Copy every entry exactly.

+++++

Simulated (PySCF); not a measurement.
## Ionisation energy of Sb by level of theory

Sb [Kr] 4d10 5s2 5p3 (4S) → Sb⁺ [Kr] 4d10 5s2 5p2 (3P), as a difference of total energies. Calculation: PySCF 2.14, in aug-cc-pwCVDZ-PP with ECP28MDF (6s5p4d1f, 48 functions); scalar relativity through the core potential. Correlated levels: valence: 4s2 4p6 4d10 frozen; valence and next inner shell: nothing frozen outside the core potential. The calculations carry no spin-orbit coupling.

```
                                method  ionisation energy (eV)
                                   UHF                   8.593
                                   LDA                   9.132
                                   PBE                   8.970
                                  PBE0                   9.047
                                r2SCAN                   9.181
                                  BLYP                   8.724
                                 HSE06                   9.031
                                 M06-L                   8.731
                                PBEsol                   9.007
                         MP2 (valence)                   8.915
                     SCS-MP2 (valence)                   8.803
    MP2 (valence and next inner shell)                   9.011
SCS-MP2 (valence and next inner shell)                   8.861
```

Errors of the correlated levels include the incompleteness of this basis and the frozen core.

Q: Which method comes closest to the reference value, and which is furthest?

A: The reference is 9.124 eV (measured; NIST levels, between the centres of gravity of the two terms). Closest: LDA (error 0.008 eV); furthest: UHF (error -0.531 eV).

+++++

**ANSWER SPACE**
Simulated (PySCF); not a measurement.
## Ionisation energy of Sb by level of theory

Sb [Kr] 4d10 5s2 5p3 (4S) → Sb⁺ [Kr] 4d10 5s2 5p2 (3P), as a difference of total energies. Calculation: PySCF 2.14, in aug-cc-pwCVDZ-PP with ECP28MDF (6s5p4d1f, 48 functions); scalar relativity through the core potential. Correlated levels: valence: 4s2 4p6 4d10 frozen; valence and next inner shell: nothing frozen outside the core potential. The calculations carry no spin-orbit coupling.

```
                                method  ionisation energy (eV)
                                   UHF                   8.593
                                   LDA                   9.132
                                   PBE                   8.970
                                  PBE0                   9.047
                                r2SCAN                   9.181
                                  BLYP                   8.724
                                 HSE06                   9.031
                                 M06-L                   8.731
                                PBEsol                   9.007
                         MP2 (valence)                   8.915
                     SCS-MP2 (valence)                   8.803
    MP2 (valence and next inner shell)                   9.011
SCS-MP2 (valence and next inner shell)                   8.861
```

Errors of the correlated levels include the incompleteness of this basis and the frozen core.

Q: Which method comes closest to the reference value, and which is furthest?

A: The reference is 9.124 eV (measured; NIST levels, between the centres of gravity of the two terms). Closest: LDA (error 0.008 eV); furthest: UHF (error -0.531 eV).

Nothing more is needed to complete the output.